Stored data -
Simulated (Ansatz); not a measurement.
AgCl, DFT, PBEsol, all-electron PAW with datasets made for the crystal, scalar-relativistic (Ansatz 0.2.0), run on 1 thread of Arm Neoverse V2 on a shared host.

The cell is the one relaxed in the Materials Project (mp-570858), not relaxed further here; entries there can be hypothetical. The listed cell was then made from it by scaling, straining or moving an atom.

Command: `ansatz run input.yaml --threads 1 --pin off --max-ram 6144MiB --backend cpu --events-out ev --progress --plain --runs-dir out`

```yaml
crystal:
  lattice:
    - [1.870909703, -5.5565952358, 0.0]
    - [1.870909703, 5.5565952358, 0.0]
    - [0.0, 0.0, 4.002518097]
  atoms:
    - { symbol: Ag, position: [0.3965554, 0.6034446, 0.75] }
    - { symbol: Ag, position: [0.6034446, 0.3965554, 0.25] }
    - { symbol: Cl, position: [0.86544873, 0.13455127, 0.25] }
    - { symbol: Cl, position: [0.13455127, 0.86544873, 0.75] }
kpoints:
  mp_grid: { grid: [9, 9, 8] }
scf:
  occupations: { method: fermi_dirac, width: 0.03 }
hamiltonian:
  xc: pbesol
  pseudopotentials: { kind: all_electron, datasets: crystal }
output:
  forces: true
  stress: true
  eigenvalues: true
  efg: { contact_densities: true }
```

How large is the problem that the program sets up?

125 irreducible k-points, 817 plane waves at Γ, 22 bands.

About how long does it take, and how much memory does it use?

Work task - Using the data above, print every record exactly as shown.

Your solution -
Simulated (Ansatz); not a measurement.
AgCl, DFT, PBEsol, all-electron PAW with datasets made for the crystal, scalar-relativistic (Ansatz 0.2.0), run on 1 thread of Arm Neoverse V2 on a shared host.

The cell is the one relaxed in the Materials Project (mp-570858), not relaxed further here; entries there can be hypothetical. The listed cell was then made from it by scaling, straining or moving an atom.

Command: `ansatz run input.yaml --threads 1 --pin off --max-ram 6144MiB --backend cpu --events-out ev --progress --plain --runs-dir out`

```yaml
crystal:
  lattice:
    - [1.870909703, -5.5565952358, 0.0]
    - [1.870909703, 5.5565952358, 0.0]
    - [0.0, 0.0, 4.002518097]
  atoms:
    - { symbol: Ag, position: [0.3965554, 0.6034446, 0.75] }
    - { symbol: Ag, position: [0.6034446, 0.3965554, 0.25] }
    - { symbol: Cl, position: [0.86544873, 0.13455127, 0.25] }
    - { symbol: Cl, position: [0.13455127, 0.86544873, 0.75] }
kpoints:
  mp_grid: { grid: [9, 9, 8] }
scf:
  occupations: { method: fermi_dirac, width: 0.03 }
hamiltonian:
  xc: pbesol
  pseudopotentials: { kind: all_electron, datasets: crystal }
output:
  forces: true
  stress: true
  eigenvalues: true
  efg: { contact_densities: true }
```

How large is the problem that the program sets up?

125 irreducible k-points, 817 plane waves at Γ, 22 bands.

About how long does it take, and how much memory does it use?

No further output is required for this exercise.